_Stored data_.
=======
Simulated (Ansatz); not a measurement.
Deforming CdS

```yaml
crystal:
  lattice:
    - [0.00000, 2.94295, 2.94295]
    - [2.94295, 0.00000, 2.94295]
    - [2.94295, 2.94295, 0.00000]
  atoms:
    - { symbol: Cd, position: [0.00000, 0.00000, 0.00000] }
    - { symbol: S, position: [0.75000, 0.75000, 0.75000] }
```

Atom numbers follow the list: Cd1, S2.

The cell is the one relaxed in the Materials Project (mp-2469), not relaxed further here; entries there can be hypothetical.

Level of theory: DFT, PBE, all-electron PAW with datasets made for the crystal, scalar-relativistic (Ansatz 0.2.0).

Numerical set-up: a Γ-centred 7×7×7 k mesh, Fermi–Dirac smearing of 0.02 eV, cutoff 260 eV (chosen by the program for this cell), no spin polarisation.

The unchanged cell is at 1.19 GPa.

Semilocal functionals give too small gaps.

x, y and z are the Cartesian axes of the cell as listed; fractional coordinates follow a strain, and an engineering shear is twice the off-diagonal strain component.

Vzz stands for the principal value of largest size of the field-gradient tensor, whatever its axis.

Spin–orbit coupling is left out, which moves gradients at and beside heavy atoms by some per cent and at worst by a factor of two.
=======

_Exercise_. In the answer, the lines from the first line of the data above through the line containing "Level of theory: DFT, PBE, all-electron" must appear exactly as written, with nothing else.

_Task answer_.
Simulated (Ansatz); not a measurement.
Deforming CdS

```yaml
crystal:
  lattice:
    - [0.00000, 2.94295, 2.94295]
    - [2.94295, 0.00000, 2.94295]
    - [2.94295, 2.94295, 0.00000]
  atoms:
    - { symbol: Cd, position: [0.00000, 0.00000, 0.00000] }
    - { symbol: S, position: [0.75000, 0.75000, 0.75000] }
```

Atom numbers follow the list: Cd1, S2.

The cell is the one relaxed in the Materials Project (mp-2469), not relaxed further here; entries there can be hypothetical.

Level of theory: DFT, PBE, all-electron PAW with datasets made for the crystal, scalar-relativistic (Ansatz 0.2.0).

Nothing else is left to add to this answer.